» **Work request**
Please output the entries below exactly as they are.

» **Listed entries**
* * * * *
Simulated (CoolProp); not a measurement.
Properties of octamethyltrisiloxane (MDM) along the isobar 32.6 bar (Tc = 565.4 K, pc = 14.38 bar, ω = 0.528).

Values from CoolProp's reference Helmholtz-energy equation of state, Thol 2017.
* * * * *

» **Task output**
Simulated (CoolProp); not a measurement.
Properties of octamethyltrisiloxane (MDM) along the isobar 32.6 bar (Tc = 565.4 K, pc = 14.38 bar, ω = 0.528).

Values from CoolProp's reference Helmholtz-energy equation of state, Thol 2017.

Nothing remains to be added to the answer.